**Activity:** Every line of the data must appear again in the answer, exactly as written.

**Records supplied:**
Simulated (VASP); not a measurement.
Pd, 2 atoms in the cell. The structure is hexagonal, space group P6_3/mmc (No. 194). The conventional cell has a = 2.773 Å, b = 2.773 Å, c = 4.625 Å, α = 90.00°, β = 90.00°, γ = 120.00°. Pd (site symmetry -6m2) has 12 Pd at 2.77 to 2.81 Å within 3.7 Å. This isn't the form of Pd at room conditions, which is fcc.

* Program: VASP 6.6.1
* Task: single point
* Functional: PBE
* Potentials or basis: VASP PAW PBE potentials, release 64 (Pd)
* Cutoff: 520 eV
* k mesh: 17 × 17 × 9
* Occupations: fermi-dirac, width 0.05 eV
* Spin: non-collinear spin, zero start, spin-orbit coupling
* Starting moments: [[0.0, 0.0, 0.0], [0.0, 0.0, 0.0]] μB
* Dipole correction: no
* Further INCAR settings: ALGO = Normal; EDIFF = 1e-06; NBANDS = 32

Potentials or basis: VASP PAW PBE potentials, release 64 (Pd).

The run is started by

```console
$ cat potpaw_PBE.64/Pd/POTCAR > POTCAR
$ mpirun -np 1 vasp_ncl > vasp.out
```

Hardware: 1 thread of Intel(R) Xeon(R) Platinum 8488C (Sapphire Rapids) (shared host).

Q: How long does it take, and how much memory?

**Written answer:**
Simulated (VASP); not a measurement.
Pd, 2 atoms in the cell. The structure is hexagonal, space group P6_3/mmc (No. 194). The conventional cell has a = 2.773 Å, b = 2.773 Å, c = 4.625 Å, α = 90.00°, β = 90.00°, γ = 120.00°. Pd (site symmetry -6m2) has 12 Pd at 2.77 to 2.81 Å within 3.7 Å. This isn't the form of Pd at room conditions, which is fcc.

* Program: VASP 6.6.1
* Task: single point
* Functional: PBE
* Potentials or basis: VASP PAW PBE potentials, release 64 (Pd)
* Cutoff: 520 eV
* k mesh: 17 × 17 × 9
* Occupations: fermi-dirac, width 0.05 eV
* Spin: non-collinear spin, zero start, spin-orbit coupling
* Starting moments: [[0.0, 0.0, 0.0], [0.0, 0.0, 0.0]] μB
* Dipole correction: no
* Further INCAR settings: ALGO = Normal; EDIFF = 1e-06; NBANDS = 32

Potentials or basis: VASP PAW PBE potentials, release 64 (Pd).

The run is started by

```console
$ cat potpaw_PBE.64/Pd/POTCAR > POTCAR
$ mpirun -np 1 vasp_ncl > vasp.out
```

Hardware: 1 thread of Intel(R) Xeon(R) Platinum 8488C (Sapphire Rapids) (shared host).

Q: How long does it take, and how much memory?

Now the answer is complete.